**REQUIRED ACTION**
Word for word, restate the lines of the data from the first through the one containing "Close pairs at", and nothing else.

**MATERIAL SHOWN**

-=-=-=-=-

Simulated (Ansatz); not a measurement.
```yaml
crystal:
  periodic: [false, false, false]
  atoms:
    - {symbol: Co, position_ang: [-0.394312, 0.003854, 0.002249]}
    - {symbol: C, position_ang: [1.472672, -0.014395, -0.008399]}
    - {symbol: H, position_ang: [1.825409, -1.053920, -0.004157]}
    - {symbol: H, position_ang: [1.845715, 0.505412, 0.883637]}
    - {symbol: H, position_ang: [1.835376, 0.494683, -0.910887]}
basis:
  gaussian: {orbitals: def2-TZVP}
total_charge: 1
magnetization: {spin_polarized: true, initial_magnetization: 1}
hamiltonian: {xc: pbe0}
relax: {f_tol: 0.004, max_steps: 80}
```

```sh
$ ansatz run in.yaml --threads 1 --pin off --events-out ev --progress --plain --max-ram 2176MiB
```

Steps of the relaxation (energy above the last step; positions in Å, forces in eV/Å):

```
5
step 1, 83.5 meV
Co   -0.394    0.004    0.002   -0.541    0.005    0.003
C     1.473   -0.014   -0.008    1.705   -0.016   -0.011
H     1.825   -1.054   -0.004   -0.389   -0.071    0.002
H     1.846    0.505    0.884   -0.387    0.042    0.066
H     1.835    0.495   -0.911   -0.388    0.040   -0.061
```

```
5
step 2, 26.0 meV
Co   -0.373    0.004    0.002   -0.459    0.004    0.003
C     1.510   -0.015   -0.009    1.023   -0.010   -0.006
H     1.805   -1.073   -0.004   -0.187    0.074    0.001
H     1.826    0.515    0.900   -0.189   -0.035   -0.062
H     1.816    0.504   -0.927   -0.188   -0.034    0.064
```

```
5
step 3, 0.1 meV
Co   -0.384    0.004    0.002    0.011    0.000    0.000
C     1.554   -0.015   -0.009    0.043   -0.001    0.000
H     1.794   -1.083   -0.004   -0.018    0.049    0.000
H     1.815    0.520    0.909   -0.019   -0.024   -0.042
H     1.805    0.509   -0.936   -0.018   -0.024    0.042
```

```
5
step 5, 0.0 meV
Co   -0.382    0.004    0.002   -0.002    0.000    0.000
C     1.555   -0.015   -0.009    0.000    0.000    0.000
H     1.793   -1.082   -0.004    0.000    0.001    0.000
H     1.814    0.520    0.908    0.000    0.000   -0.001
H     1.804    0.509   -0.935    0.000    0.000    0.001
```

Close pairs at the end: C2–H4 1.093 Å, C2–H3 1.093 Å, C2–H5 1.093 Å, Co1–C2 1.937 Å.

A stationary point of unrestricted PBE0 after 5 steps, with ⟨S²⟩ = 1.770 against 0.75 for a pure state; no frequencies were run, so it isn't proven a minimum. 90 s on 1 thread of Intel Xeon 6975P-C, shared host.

-=-=-=-=-

**TASK SOLUTION**
Simulated (Ansatz); not a measurement.
```yaml
crystal:
  periodic: [false, false, false]
  atoms:
    - {symbol: Co, position_ang: [-0.394312, 0.003854, 0.002249]}
    - {symbol: C, position_ang: [1.472672, -0.014395, -0.008399]}
    - {symbol: H, position_ang: [1.825409, -1.053920, -0.004157]}
    - {symbol: H, position_ang: [1.845715, 0.505412, 0.883637]}
    - {symbol: H, position_ang: [1.835376, 0.494683, -0.910887]}
basis:
  gaussian: {orbitals: def2-TZVP}
total_charge: 1
magnetization: {spin_polarized: true, initial_magnetization: 1}
hamiltonian: {xc: pbe0}
relax: {f_tol: 0.004, max_steps: 80}
```

```sh
$ ansatz run in.yaml --threads 1 --pin off --events-out ev --progress --plain --max-ram 2176MiB
```

Steps of the relaxation (energy above the last step; positions in Å, forces in eV/Å):

```
5
step 1, 83.5 meV
Co   -0.394    0.004    0.002   -0.541    0.005    0.003
C     1.473   -0.014   -0.008    1.705   -0.016   -0.011
H     1.825   -1.054   -0.004   -0.389   -0.071    0.002
H     1.846    0.505    0.884   -0.387    0.042    0.066
H     1.835    0.495   -0.911   -0.388    0.040   -0.061
```

```
5
step 2, 26.0 meV
Co   -0.373    0.004    0.002   -0.459    0.004    0.003
C     1.510   -0.015   -0.009    1.023   -0.010   -0.006
H     1.805   -1.073   -0.004   -0.187    0.074    0.001
H     1.826    0.515    0.900   -0.189   -0.035   -0.062
H     1.816    0.504   -0.927   -0.188   -0.034    0.064
```

```
5
step 3, 0.1 meV
Co   -0.384    0.004    0.002    0.011    0.000    0.000
C     1.554   -0.015   -0.009    0.043   -0.001    0.000
H     1.794   -1.083   -0.004   -0.018    0.049    0.000
H     1.815    0.520    0.909   -0.019   -0.024   -0.042
H     1.805    0.509   -0.936   -0.018   -0.024    0.042
```

```
5
step 5, 0.0 meV
Co   -0.382    0.004    0.002   -0.002    0.000    0.000
C     1.555   -0.015   -0.009    0.000    0.000    0.000
H     1.793   -1.082   -0.004    0.000    0.001    0.000
H     1.814    0.520    0.908    0.000    0.000   -0.001
H     1.804    0.509   -0.935    0.000    0.000    0.001
```

Close pairs at the end: C2–H4 1.093 Å, C2–H3 1.093 Å, C2–H5 1.093 Å, Co1–C2 1.937 Å.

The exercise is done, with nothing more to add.